*Assigned task:* Restate word for word the lines of the entries below, starting with the line that holds "none | -3.5 |" and ending with the line that holds "A k mesh can", and no others.

----- Stored data

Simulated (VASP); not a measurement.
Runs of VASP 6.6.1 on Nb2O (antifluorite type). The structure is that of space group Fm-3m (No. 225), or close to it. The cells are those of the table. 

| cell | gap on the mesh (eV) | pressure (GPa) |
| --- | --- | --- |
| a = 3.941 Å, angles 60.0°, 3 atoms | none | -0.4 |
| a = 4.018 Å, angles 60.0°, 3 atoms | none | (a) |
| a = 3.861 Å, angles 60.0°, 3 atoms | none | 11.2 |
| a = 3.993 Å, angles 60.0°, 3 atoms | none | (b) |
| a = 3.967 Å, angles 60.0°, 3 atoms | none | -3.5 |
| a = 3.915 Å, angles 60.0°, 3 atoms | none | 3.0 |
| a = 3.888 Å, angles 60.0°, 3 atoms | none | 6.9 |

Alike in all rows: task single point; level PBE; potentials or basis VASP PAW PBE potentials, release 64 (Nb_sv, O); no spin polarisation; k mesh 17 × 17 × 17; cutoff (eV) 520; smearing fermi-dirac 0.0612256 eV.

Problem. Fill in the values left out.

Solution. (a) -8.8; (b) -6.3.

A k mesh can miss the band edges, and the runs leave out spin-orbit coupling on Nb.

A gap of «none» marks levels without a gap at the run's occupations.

----------

*Response:*
| a = 3.967 Å, angles 60.0°, 3 atoms | none | -3.5 |
| a = 3.915 Å, angles 60.0°, 3 atoms | none | 3.0 |
| a = 3.888 Å, angles 60.0°, 3 atoms | none | 6.9 |

Alike in all rows: task single point; level PBE; potentials or basis VASP PAW PBE potentials, release 64 (Nb_sv, O); no spin polarisation; k mesh 17 × 17 × 17; cutoff (eV) 520; smearing fermi-dirac 0.0612256 eV.

Problem. Fill in the values left out.

Solution. (a) -8.8; (b) -6.3.

A k mesh can miss the band edges, and the runs leave out spin-orbit coupling on Nb.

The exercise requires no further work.